Top of Data for review

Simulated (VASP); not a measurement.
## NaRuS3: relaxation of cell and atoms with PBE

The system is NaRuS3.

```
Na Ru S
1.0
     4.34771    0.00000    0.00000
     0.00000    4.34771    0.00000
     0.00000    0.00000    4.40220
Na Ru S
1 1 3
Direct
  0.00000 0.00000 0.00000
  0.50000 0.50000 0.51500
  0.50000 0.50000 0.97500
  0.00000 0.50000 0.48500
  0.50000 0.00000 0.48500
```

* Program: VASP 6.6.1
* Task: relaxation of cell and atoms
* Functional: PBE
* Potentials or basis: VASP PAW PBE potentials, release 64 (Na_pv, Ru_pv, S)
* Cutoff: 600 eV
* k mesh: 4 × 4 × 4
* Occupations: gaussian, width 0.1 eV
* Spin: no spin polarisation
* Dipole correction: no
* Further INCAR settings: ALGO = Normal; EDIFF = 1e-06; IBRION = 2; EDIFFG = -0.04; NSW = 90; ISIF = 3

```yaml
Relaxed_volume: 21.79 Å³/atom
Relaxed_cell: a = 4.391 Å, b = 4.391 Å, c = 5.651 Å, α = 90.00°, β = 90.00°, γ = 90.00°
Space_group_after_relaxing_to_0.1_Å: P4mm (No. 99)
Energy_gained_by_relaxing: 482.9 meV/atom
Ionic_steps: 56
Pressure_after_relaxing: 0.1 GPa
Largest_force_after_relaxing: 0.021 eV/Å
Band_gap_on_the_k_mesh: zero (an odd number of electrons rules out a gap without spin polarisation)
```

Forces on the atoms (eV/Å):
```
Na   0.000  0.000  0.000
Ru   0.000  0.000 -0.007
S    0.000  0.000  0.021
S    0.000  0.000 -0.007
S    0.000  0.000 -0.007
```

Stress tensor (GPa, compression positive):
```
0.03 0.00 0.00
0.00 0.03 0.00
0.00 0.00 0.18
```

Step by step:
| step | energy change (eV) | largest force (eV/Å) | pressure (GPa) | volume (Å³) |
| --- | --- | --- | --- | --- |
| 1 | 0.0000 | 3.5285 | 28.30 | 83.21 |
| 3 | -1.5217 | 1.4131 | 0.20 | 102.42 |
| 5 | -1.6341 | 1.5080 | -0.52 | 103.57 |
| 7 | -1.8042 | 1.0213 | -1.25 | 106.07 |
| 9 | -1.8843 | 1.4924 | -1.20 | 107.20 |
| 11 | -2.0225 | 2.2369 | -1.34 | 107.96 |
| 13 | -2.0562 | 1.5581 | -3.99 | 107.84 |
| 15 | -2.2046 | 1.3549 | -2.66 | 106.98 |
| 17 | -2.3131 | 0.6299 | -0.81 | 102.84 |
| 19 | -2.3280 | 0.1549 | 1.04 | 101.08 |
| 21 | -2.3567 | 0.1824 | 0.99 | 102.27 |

Bottom of Data for review

Restate, word for word and with nothing added, the lines from the first line of the listing through the one where "Cutoff: 600 eV" stands.

Simulated (VASP); not a measurement.
## NaRuS3: relaxation of cell and atoms with PBE

The system is NaRuS3.

```
Na Ru S
1.0
     4.34771    0.00000    0.00000
     0.00000    4.34771    0.00000
     0.00000    0.00000    4.40220
Na Ru S
1 1 3
Direct
  0.00000 0.00000 0.00000
  0.50000 0.50000 0.51500
  0.50000 0.50000 0.97500
  0.00000 0.50000 0.48500
  0.50000 0.00000 0.48500
```

* Program: VASP 6.6.1
* Task: relaxation of cell and atoms
* Functional: PBE
* Potentials or basis: VASP PAW PBE potentials, release 64 (Na_pv, Ru_pv, S)
* Cutoff: 600 eV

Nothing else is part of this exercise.